WORK ORDER - Once you have read the entries below, write them all out again exactly.

* * * *

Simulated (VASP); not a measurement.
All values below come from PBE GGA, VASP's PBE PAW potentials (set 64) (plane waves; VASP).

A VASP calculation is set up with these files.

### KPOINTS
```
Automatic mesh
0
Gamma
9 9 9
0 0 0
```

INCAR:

* * * *

EXERCISE ANSWER -
Simulated (VASP); not a measurement.
All values below come from PBE GGA, VASP's PBE PAW potentials (set 64) (plane waves; VASP).

A VASP calculation is set up with these files.

### KPOINTS
```
Automatic mesh
0
Gamma
9 9 9
0 0 0
```

INCAR:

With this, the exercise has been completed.